··· Given entries ···

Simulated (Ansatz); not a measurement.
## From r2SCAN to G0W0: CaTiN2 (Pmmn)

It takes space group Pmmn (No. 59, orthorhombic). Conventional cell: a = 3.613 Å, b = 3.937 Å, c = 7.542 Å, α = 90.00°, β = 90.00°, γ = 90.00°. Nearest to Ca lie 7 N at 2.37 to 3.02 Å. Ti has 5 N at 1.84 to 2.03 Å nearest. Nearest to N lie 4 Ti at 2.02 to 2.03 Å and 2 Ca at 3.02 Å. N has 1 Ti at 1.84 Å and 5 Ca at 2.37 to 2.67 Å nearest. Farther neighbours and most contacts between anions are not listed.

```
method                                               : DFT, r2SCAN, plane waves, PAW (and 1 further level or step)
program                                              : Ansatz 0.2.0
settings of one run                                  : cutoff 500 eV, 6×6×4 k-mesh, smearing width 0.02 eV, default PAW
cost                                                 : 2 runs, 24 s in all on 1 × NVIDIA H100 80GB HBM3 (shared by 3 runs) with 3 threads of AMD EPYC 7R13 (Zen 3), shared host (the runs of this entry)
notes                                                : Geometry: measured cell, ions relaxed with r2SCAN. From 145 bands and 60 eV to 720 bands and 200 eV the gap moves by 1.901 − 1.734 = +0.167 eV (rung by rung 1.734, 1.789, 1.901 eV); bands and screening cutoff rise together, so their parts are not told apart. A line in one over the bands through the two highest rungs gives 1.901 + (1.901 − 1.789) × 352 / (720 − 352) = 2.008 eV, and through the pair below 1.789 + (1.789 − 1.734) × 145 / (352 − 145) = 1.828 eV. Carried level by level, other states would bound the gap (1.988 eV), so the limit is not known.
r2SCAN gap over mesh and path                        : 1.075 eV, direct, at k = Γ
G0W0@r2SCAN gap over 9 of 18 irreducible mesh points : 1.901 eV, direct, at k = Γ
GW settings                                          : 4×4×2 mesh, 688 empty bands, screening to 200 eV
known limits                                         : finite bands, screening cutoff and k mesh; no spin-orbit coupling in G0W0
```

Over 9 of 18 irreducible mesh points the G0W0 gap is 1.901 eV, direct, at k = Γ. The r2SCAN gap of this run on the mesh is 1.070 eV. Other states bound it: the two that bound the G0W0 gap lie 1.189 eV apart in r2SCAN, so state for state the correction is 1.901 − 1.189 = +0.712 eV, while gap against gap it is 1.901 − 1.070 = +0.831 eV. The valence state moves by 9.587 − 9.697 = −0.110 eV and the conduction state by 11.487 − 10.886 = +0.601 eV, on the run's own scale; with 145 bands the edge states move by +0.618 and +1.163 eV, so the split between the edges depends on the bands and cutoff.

···

Work instruction: Exact lines only, please: output the listing from the first line to the line with "## From r2SCAN to G0W0: CaTiN2 (Pmmn)", both included.

Response area:
Simulated (Ansatz); not a measurement.
## From r2SCAN to G0W0: CaTiN2 (Pmmn)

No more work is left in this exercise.